→ Data provided
________________

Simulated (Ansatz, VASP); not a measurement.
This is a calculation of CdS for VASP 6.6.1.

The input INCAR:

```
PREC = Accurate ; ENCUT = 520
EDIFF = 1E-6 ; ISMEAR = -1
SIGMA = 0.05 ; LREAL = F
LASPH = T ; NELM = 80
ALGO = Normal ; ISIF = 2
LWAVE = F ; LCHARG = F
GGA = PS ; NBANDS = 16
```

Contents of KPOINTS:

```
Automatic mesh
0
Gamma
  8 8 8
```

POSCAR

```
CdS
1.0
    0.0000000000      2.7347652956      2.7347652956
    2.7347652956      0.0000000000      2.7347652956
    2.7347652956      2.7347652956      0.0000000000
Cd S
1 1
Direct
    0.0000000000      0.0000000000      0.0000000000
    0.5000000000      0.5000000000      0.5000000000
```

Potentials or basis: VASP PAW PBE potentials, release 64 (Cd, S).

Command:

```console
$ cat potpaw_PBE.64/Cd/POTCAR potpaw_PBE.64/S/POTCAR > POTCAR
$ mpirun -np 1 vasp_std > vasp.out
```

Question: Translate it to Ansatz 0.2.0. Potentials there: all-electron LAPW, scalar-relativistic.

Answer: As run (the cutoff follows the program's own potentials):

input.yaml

________________

→ Assigned task
Reproduce each entry word for word.

→ Exercise answer
Simulated (Ansatz, VASP); not a measurement.
This is a calculation of CdS for VASP 6.6.1.

The input INCAR:

```
PREC = Accurate ; ENCUT = 520
EDIFF = 1E-6 ; ISMEAR = -1
SIGMA = 0.05 ; LREAL = F
LASPH = T ; NELM = 80
ALGO = Normal ; ISIF = 2
LWAVE = F ; LCHARG = F
GGA = PS ; NBANDS = 16
```

Contents of KPOINTS:

```
Automatic mesh
0
Gamma
  8 8 8
```

POSCAR

```
CdS
1.0
    0.0000000000      2.7347652956      2.7347652956
    2.7347652956      0.0000000000      2.7347652956
    2.7347652956      2.7347652956      0.0000000000
Cd S
1 1
Direct
    0.0000000000      0.0000000000      0.0000000000
    0.5000000000      0.5000000000      0.5000000000
```

Potentials or basis: VASP PAW PBE potentials, release 64 (Cd, S).

Command:

```console
$ cat potpaw_PBE.64/Cd/POTCAR potpaw_PBE.64/S/POTCAR > POTCAR
$ mpirun -np 1 vasp_std > vasp.out
```

Question: Translate it to Ansatz 0.2.0. Potentials there: all-electron LAPW, scalar-relativistic.

Answer: As run (the cutoff follows the program's own potentials):

input.yaml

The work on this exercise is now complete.